━━━━━━━━━━━━━━━━

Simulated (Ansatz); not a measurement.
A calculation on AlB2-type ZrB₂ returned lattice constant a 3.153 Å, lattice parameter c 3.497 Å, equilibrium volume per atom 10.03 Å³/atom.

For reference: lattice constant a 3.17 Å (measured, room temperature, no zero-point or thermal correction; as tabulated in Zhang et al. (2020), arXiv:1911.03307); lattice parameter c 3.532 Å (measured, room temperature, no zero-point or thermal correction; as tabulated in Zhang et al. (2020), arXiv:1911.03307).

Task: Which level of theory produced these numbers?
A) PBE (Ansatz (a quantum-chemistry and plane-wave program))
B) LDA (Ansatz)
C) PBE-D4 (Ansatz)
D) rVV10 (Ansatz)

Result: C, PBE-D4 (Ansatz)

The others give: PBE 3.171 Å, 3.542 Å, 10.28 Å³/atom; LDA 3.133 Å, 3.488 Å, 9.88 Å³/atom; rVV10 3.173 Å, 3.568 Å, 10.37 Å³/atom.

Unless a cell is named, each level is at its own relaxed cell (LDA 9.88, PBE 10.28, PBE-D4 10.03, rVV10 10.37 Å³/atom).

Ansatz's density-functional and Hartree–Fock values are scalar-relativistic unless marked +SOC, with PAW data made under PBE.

━━━━━━━━━━━━━━━━

* ACTION ITEM
Output only an exact transcription of the lines above from the one with "For reference: lattice" up to and including the one with "B) LDA (Ansatz)".

* EXERCISE RESPONSE
For reference: lattice constant a 3.17 Å (measured, room temperature, no zero-point or thermal correction; as tabulated in Zhang et al. (2020), arXiv:1911.03307); lattice parameter c 3.532 Å (measured, room temperature, no zero-point or thermal correction; as tabulated in Zhang et al. (2020), arXiv:1911.03307).

Task: Which level of theory produced these numbers?
A) PBE (Ansatz (a quantum-chemistry and plane-wave program))
B) LDA (Ansatz)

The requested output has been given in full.